[Assigned task] Your answer should be the data below, reproduced with nothing changed.

[Information]
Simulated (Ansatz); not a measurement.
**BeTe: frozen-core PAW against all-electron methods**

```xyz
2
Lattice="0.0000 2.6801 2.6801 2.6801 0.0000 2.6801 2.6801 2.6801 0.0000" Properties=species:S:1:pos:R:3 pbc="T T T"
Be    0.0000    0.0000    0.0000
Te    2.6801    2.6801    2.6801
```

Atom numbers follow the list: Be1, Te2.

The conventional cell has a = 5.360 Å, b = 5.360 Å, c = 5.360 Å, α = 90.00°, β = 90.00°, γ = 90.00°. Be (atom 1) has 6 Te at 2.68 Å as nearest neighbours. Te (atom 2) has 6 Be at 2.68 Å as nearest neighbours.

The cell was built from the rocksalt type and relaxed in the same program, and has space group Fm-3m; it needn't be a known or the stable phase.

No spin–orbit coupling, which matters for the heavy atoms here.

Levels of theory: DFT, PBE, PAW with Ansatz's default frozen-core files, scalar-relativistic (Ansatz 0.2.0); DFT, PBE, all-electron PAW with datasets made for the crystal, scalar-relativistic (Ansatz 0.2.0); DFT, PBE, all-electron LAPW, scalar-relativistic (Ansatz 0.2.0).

[Exercise solution]
Simulated (Ansatz); not a measurement.
**BeTe: frozen-core PAW against all-electron methods**

```xyz
2
Lattice="0.0000 2.6801 2.6801 2.6801 0.0000 2.6801 2.6801 2.6801 0.0000" Properties=species:S:1:pos:R:3 pbc="T T T"
Be    0.0000    0.0000    0.0000
Te    2.6801    2.6801    2.6801
```

Atom numbers follow the list: Be1, Te2.

The conventional cell has a = 5.360 Å, b = 5.360 Å, c = 5.360 Å, α = 90.00°, β = 90.00°, γ = 90.00°. Be (atom 1) has 6 Te at 2.68 Å as nearest neighbours. Te (atom 2) has 6 Be at 2.68 Å as nearest neighbours.

The cell was built from the rocksalt type and relaxed in the same program, and has space group Fm-3m; it needn't be a known or the stable phase.

No spin–orbit coupling, which matters for the heavy atoms here.

Levels of theory: DFT, PBE, PAW with Ansatz's default frozen-core files, scalar-relativistic (Ansatz 0.2.0); DFT, PBE, all-electron PAW with datasets made for the crystal, scalar-relativistic (Ansatz 0.2.0); DFT, PBE, all-electron LAPW, scalar-relativistic (Ansatz 0.2.0).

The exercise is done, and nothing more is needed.